* _Activity_:
Of the lines below, write out exactly those from the line with "Solution. Central differences" through the line with "Problem. A film", both included, and skip the rest.

──────
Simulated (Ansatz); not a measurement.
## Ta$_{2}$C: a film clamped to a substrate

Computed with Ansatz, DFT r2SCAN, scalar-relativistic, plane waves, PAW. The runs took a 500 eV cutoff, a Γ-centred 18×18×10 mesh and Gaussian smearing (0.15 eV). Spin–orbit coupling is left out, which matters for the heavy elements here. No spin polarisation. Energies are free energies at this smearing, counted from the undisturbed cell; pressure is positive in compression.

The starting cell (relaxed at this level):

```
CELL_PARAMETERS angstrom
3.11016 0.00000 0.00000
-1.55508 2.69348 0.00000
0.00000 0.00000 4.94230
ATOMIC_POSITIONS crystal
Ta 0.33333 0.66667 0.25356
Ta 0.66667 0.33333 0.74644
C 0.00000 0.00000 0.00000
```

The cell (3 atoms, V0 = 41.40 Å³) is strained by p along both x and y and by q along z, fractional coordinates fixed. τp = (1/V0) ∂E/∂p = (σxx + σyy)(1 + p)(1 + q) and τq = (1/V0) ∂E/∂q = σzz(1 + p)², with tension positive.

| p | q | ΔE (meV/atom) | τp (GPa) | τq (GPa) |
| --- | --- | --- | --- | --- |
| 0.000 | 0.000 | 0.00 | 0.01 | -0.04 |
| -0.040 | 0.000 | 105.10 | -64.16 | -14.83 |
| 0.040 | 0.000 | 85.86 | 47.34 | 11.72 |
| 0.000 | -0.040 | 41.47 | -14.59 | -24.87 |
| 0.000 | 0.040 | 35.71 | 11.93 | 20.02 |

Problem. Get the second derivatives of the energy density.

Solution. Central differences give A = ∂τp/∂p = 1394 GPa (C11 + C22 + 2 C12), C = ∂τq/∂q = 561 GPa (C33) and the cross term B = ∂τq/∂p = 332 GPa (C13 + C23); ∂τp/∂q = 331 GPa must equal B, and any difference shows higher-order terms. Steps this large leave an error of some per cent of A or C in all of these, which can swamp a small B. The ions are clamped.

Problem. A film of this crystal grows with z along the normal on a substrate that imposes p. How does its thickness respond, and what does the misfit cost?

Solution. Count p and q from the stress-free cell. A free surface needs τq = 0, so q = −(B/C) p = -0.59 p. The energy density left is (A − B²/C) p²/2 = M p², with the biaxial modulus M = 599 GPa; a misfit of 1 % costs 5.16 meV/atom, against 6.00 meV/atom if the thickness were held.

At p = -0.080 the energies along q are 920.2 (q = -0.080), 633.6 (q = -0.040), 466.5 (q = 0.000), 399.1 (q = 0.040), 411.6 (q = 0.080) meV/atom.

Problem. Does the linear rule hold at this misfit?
──────

* _Written response_:
Solution. Central differences give A = ∂τp/∂p = 1394 GPa (C11 + C22 + 2 C12), C = ∂τq/∂q = 561 GPa (C33) and the cross term B = ∂τq/∂p = 332 GPa (C13 + C23); ∂τp/∂q = 331 GPa must equal B, and any difference shows higher-order terms. Steps this large leave an error of some per cent of A or C in all of these, which can swamp a small B. The ions are clamped.

Problem. A film of this crystal grows with z along the normal on a substrate that imposes p. How does its thickness respond, and what does the misfit cost?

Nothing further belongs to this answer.